**Recorded information:**
= Beginning of Section =
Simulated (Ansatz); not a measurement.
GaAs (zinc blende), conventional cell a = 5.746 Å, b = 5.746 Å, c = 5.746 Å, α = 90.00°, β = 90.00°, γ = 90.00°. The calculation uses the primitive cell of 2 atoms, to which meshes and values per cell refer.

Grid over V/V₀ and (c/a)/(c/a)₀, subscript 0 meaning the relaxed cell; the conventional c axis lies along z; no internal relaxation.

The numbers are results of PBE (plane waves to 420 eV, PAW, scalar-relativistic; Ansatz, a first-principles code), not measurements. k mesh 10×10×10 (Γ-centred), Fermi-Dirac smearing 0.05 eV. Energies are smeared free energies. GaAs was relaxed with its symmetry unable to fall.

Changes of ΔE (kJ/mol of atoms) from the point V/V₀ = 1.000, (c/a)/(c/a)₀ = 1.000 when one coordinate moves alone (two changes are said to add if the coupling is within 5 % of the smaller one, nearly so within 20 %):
= End of Section =

Write the whole listing out again, exactly as it appears above.

Simulated (Ansatz); not a measurement.
GaAs (zinc blende), conventional cell a = 5.746 Å, b = 5.746 Å, c = 5.746 Å, α = 90.00°, β = 90.00°, γ = 90.00°. The calculation uses the primitive cell of 2 atoms, to which meshes and values per cell refer.

Grid over V/V₀ and (c/a)/(c/a)₀, subscript 0 meaning the relaxed cell; the conventional c axis lies along z; no internal relaxation.

The numbers are results of PBE (plane waves to 420 eV, PAW, scalar-relativistic; Ansatz, a first-principles code), not measurements. k mesh 10×10×10 (Γ-centred), Fermi-Dirac smearing 0.05 eV. Energies are smeared free energies. GaAs was relaxed with its symmetry unable to fall.

Changes of ΔE (kJ/mol of atoms) from the point V/V₀ = 1.000, (c/a)/(c/a)₀ = 1.000 when one coordinate moves alone (two changes are said to add if the coupling is within 5 % of the smaller one, nearly so within 20 %):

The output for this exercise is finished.